[Start of Attachment]

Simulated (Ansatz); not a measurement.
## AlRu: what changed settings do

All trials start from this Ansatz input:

[End of Attachment]

In this exercise, every line of the listing is to be output exactly.

Simulated (Ansatz); not a measurement.
## AlRu: what changed settings do

All trials start from this Ansatz input:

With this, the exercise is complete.